→ WORK REQUEST
Of all the lines in the entries below, give again exactly those starting at the line containing "14 | band 15 |" and ending at the line containing "It took 63 s", both ends included, and no others.

→ EXCERPTED DATA
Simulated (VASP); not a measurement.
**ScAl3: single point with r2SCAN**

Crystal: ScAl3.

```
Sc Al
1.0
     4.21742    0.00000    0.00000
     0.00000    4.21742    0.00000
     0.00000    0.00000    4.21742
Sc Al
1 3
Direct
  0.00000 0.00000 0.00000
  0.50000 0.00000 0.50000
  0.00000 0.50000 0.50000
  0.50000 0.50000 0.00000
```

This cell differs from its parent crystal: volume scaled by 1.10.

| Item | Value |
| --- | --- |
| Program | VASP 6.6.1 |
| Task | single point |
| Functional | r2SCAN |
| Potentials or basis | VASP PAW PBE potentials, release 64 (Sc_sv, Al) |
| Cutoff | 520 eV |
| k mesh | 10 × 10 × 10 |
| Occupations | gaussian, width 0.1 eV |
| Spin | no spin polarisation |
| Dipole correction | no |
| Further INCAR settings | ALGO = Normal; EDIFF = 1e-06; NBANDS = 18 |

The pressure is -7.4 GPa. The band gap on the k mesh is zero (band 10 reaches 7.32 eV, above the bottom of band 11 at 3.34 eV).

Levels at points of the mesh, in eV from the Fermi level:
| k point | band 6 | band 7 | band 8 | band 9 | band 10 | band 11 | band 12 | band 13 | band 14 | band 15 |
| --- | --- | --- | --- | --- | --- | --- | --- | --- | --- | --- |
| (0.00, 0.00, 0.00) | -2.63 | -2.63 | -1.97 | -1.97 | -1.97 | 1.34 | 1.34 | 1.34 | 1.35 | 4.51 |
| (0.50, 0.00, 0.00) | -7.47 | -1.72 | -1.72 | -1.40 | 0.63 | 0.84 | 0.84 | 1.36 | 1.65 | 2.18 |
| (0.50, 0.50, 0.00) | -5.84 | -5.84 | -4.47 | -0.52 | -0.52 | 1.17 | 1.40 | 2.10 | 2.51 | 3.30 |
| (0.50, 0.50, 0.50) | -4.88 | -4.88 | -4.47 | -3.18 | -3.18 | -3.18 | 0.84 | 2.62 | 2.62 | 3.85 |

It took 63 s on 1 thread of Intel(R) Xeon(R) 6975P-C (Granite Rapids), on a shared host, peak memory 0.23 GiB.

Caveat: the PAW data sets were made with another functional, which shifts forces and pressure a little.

→ PROBLEM SOLUTION
| k point | band 6 | band 7 | band 8 | band 9 | band 10 | band 11 | band 12 | band 13 | band 14 | band 15 |
| --- | --- | --- | --- | --- | --- | --- | --- | --- | --- | --- |
| (0.00, 0.00, 0.00) | -2.63 | -2.63 | -1.97 | -1.97 | -1.97 | 1.34 | 1.34 | 1.34 | 1.35 | 4.51 |
| (0.50, 0.00, 0.00) | -7.47 | -1.72 | -1.72 | -1.40 | 0.63 | 0.84 | 0.84 | 1.36 | 1.65 | 2.18 |
| (0.50, 0.50, 0.00) | -5.84 | -5.84 | -4.47 | -0.52 | -0.52 | 1.17 | 1.40 | 2.10 | 2.51 | 3.30 |
| (0.50, 0.50, 0.50) | -4.88 | -4.88 | -4.47 | -3.18 | -3.18 | -3.18 | 0.84 | 2.62 | 2.62 | 3.85 |

It took 63 s on 1 thread of Intel(R) Xeon(R) 6975P-C (Granite Rapids), on a shared host, peak memory 0.23 GiB.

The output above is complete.